----------

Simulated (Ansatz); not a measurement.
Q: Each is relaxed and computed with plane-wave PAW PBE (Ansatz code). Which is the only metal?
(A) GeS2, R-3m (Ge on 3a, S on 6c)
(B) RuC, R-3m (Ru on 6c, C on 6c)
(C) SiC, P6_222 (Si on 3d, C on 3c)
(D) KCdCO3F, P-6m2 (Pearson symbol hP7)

----------

The data, all of it, should be transcribed exactly.

Simulated (Ansatz); not a measurement.
Q: Each is relaxed and computed with plane-wave PAW PBE (Ansatz code). Which is the only metal?
(A) GeS2, R-3m (Ge on 3a, S on 6c)
(B) RuC, R-3m (Ru on 6c, C on 6c)
(C) SiC, P6_222 (Si on 3d, C on 3c)
(D) KCdCO3F, P-6m2 (Pearson symbol hP7)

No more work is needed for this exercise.